(Required action) Copy out the data below, all of it, exactly.

━━━━━━━━━━

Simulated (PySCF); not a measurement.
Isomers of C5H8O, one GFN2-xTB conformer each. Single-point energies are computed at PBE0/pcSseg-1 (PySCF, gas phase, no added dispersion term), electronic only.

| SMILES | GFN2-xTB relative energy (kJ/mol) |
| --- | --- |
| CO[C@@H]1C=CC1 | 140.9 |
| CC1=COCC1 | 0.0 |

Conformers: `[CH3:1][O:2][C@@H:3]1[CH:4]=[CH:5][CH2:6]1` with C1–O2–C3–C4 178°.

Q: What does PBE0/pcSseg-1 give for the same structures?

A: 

━━━━━━━━━━

(Task output)
Simulated (PySCF); not a measurement.
Isomers of C5H8O, one GFN2-xTB conformer each. Single-point energies are computed at PBE0/pcSseg-1 (PySCF, gas phase, no added dispersion term), electronic only.

| SMILES | GFN2-xTB relative energy (kJ/mol) |
| --- | --- |
| CO[C@@H]1C=CC1 | 140.9 |
| CC1=COCC1 | 0.0 |

Conformers: `[CH3:1][O:2][C@@H:3]1[CH:4]=[CH:5][CH2:6]1` with C1–O2–C3–C4 178°.

Q: What does PBE0/pcSseg-1 give for the same structures?

A: 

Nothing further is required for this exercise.